-.-.-
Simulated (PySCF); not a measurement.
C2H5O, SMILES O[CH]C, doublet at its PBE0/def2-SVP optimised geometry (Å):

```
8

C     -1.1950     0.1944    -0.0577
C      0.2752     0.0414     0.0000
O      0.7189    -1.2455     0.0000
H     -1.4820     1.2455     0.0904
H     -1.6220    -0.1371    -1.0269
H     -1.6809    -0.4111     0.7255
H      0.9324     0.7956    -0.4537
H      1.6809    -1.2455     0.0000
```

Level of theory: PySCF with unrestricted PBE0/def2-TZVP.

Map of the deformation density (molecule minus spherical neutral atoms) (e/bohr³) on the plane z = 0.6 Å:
-.-.-

◆ **WORK REQUEST**
Every entry should be reproduced exactly, with no part omitted.

◆ **TASK RESULT**
Simulated (PySCF); not a measurement.
C2H5O, SMILES O[CH]C, doublet at its PBE0/def2-SVP optimised geometry (Å):

```
8

C     -1.1950     0.1944    -0.0577
C      0.2752     0.0414     0.0000
O      0.7189    -1.2455     0.0000
H     -1.4820     1.2455     0.0904
H     -1.6220    -0.1371    -1.0269
H     -1.6809    -0.4111     0.7255
H      0.9324     0.7956    -0.4537
H      1.6809    -1.2455     0.0000
```

Level of theory: PySCF with unrestricted PBE0/def2-TZVP.

Map of the deformation density (molecule minus spherical neutral atoms) (e/bohr³) on the plane z = 0.6 Å:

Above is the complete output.